Work task ▸
Every entry below, first to last, should be restated word for word.

╭──
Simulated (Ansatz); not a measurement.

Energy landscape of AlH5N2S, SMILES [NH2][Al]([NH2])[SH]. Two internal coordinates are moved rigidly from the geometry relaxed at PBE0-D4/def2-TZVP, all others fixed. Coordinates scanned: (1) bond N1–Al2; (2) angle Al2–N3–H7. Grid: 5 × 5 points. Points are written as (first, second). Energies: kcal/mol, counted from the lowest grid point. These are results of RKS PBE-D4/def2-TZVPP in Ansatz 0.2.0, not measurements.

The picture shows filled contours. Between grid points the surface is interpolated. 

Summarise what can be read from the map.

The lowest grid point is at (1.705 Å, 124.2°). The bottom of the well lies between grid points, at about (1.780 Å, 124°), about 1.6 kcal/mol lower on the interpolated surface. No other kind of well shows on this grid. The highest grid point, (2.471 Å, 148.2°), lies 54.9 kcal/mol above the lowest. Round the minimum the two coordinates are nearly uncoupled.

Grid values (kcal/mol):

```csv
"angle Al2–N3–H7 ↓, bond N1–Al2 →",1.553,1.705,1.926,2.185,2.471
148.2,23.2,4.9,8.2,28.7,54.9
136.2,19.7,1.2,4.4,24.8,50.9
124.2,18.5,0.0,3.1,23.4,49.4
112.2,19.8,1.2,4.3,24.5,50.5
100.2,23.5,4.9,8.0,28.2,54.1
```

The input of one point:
╰──

Exercise result ▸
Simulated (Ansatz); not a measurement.

Energy landscape of AlH5N2S, SMILES [NH2][Al]([NH2])[SH]. Two internal coordinates are moved rigidly from the geometry relaxed at PBE0-D4/def2-TZVP, all others fixed. Coordinates scanned: (1) bond N1–Al2; (2) angle Al2–N3–H7. Grid: 5 × 5 points. Points are written as (first, second). Energies: kcal/mol, counted from the lowest grid point. These are results of RKS PBE-D4/def2-TZVPP in Ansatz 0.2.0, not measurements.

The picture shows filled contours. Between grid points the surface is interpolated. 

Summarise what can be read from the map.

The lowest grid point is at (1.705 Å, 124.2°). The bottom of the well lies between grid points, at about (1.780 Å, 124°), about 1.6 kcal/mol lower on the interpolated surface. No other kind of well shows on this grid. The highest grid point, (2.471 Å, 148.2°), lies 54.9 kcal/mol above the lowest. Round the minimum the two coordinates are nearly uncoupled.

Grid values (kcal/mol):

```csv
"angle Al2–N3–H7 ↓, bond N1–Al2 →",1.553,1.705,1.926,2.185,2.471
148.2,23.2,4.9,8.2,28.7,54.9
136.2,19.7,1.2,4.4,24.8,50.9
124.2,18.5,0.0,3.1,23.4,49.4
112.2,19.8,1.2,4.3,24.5,50.5
100.2,23.5,4.9,8.0,28.2,54.1
```

The input of one point:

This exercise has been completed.